*WORK ITEM*
Return the data below exactly, but only from the line containing "Report form: the" through the line containing "A quick single", with both of those lines included.

● ● ● ● ●

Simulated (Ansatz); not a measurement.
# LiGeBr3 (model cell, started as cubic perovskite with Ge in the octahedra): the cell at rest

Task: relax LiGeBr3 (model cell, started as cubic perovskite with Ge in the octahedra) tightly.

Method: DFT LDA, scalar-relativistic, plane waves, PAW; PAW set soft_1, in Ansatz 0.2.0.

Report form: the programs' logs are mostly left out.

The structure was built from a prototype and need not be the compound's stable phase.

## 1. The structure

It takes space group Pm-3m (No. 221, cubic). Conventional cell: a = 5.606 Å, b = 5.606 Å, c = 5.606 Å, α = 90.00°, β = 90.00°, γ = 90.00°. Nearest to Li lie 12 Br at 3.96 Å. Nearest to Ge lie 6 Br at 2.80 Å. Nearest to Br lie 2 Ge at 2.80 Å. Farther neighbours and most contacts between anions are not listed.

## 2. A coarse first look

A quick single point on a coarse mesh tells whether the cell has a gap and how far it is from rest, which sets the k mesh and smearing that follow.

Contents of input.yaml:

● ● ● ● ●

*ANSWER AREA*
Report form: the programs' logs are mostly left out.

The structure was built from a prototype and need not be the compound's stable phase.

## 1. The structure

It takes space group Pm-3m (No. 221, cubic). Conventional cell: a = 5.606 Å, b = 5.606 Å, c = 5.606 Å, α = 90.00°, β = 90.00°, γ = 90.00°. Nearest to Li lie 12 Br at 3.96 Å. Nearest to Ge lie 6 Br at 2.80 Å. Nearest to Br lie 2 Ge at 2.80 Å. Farther neighbours and most contacts between anions are not listed.

## 2. A coarse first look

A quick single point on a coarse mesh tells whether the cell has a gap and how far it is from rest, which sets the k mesh and smearing that follow.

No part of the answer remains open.